• _REQUIREMENT_
Both the line with "eV | fixed |" and the line with "2.28 | -0.007 |" in the records below must appear in the output, along with every line between them, exactly and with nothing added.

• _EXERCISE DATA_
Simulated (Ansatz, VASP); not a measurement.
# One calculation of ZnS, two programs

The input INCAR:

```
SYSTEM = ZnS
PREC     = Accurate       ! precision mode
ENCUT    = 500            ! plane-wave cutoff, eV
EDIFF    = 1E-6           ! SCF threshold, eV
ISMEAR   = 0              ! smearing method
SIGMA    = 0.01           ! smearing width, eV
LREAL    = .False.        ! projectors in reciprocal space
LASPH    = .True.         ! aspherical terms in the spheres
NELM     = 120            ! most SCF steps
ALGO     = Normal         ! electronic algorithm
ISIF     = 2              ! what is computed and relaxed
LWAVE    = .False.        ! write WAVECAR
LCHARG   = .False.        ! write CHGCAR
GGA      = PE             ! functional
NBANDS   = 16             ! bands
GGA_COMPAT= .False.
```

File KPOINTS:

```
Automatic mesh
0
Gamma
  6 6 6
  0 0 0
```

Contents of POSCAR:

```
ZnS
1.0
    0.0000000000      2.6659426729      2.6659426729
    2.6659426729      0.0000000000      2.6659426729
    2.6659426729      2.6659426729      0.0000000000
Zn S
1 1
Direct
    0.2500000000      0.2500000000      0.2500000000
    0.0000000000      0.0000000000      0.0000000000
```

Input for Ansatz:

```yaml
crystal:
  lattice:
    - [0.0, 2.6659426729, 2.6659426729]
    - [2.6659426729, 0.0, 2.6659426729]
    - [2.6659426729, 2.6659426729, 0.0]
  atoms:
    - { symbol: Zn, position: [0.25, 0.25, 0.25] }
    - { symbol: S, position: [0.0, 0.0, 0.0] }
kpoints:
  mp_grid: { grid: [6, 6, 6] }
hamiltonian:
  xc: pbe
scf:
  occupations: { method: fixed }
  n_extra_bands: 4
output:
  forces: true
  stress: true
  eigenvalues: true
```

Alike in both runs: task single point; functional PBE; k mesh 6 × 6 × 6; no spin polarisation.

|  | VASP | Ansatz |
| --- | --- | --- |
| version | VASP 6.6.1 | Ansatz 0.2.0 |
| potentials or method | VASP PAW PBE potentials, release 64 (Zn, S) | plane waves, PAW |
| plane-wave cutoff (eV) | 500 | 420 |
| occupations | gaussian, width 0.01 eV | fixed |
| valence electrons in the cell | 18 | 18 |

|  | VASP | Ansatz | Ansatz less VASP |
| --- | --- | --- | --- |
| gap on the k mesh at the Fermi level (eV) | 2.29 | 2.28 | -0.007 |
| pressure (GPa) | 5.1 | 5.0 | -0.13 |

• _RESULT_
| occupations | gaussian, width 0.01 eV | fixed |
| valence electrons in the cell | 18 | 18 |

|  | VASP | Ansatz | Ansatz less VASP |
| --- | --- | --- | --- |
| gap on the k mesh at the Fermi level (eV) | 2.29 | 2.28 | -0.007 |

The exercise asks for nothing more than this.